Each of the entries below should be written out exactly as it reads.

── Data to examine ──
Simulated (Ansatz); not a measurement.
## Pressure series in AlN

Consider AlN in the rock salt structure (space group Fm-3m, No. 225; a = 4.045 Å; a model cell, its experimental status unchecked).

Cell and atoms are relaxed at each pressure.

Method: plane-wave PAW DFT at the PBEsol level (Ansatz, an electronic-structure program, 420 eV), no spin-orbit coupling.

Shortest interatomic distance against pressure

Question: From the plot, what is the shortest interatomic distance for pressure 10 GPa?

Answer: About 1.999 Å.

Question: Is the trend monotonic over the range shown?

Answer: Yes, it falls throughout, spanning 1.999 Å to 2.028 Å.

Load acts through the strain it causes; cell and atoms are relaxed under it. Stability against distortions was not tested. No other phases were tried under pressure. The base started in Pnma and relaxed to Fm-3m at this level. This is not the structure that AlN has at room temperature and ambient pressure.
───

(Solution):
Simulated (Ansatz); not a measurement.
## Pressure series in AlN

Consider AlN in the rock salt structure (space group Fm-3m, No. 225; a = 4.045 Å; a model cell, its experimental status unchecked).

Cell and atoms are relaxed at each pressure.

Method: plane-wave PAW DFT at the PBEsol level (Ansatz, an electronic-structure program, 420 eV), no spin-orbit coupling.

Shortest interatomic distance against pressure

Question: From the plot, what is the shortest interatomic distance for pressure 10 GPa?

Answer: About 1.999 Å.

Question: Is the trend monotonic over the range shown?

Answer: Yes, it falls throughout, spanning 1.999 Å to 2.028 Å.

Load acts through the strain it causes; cell and atoms are relaxed under it. Stability against distortions was not tested. No other phases were tried under pressure. The base started in Pnma and relaxed to Fm-3m at this level. This is not the structure that AlN has at room temperature and ambient pressure.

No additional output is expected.